Beginning with the first line, please repeat the entries exactly and end on the line that contains "## (1) Set-up".

*** Opening of Recorded data ***

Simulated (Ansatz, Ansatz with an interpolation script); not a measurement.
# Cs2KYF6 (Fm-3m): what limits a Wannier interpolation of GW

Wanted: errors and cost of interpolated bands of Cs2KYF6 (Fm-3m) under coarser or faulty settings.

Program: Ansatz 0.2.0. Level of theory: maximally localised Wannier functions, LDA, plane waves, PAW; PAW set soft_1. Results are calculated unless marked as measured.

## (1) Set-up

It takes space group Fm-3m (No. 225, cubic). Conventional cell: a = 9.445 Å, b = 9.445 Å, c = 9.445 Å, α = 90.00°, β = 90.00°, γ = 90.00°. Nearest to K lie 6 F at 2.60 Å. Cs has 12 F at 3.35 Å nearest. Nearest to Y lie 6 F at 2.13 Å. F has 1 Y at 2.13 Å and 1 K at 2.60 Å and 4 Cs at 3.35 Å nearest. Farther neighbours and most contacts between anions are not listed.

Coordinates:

*** Close of Recorded data ***

* [Exercise solution]:
Simulated (Ansatz, Ansatz with an interpolation script); not a measurement.
# Cs2KYF6 (Fm-3m): what limits a Wannier interpolation of GW

Wanted: errors and cost of interpolated bands of Cs2KYF6 (Fm-3m) under coarser or faulty settings.

Program: Ansatz 0.2.0. Level of theory: maximally localised Wannier functions, LDA, plane waves, PAW; PAW set soft_1. Results are calculated unless marked as measured.

## (1) Set-up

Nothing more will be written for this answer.